+++++

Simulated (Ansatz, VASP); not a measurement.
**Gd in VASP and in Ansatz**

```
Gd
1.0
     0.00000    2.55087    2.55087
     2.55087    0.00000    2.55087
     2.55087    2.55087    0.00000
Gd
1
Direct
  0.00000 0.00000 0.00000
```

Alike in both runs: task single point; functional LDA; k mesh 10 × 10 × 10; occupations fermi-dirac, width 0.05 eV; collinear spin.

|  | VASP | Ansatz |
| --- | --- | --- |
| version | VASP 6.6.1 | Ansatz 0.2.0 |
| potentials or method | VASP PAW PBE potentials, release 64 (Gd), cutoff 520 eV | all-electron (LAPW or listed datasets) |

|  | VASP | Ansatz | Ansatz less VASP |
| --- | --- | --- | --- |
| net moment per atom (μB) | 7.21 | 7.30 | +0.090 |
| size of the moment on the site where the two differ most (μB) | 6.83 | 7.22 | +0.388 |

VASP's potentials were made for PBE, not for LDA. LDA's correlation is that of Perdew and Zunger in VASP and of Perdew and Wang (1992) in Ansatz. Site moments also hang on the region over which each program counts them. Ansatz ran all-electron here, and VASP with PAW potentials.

+++++

Every line above from the line with "Alike in both" to the line with "Ansatz 0.2.0 |", inclusive, must be returned exactly; no other line belongs in the reply.

Alike in both runs: task single point; functional LDA; k mesh 10 × 10 × 10; occupations fermi-dirac, width 0.05 eV; collinear spin.

|  | VASP | Ansatz |
| --- | --- | --- |
| version | VASP 6.6.1 | Ansatz 0.2.0 |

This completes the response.